Data records>
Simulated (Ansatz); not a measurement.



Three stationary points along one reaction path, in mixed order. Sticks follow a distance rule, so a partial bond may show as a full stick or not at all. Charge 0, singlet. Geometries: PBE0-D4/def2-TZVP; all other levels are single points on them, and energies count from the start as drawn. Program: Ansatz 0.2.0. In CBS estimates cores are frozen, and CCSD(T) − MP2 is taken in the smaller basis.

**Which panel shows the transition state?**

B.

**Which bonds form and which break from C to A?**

Required action> Using the data above, repeat every line exactly.

Reply>
Simulated (Ansatz); not a measurement.



Three stationary points along one reaction path, in mixed order. Sticks follow a distance rule, so a partial bond may show as a full stick or not at all. Charge 0, singlet. Geometries: PBE0-D4/def2-TZVP; all other levels are single points on them, and energies count from the start as drawn. Program: Ansatz 0.2.0. In CBS estimates cores are frozen, and CCSD(T) − MP2 is taken in the smaller basis.

**Which panel shows the transition state?**

B.

**Which bonds form and which break from C to A?**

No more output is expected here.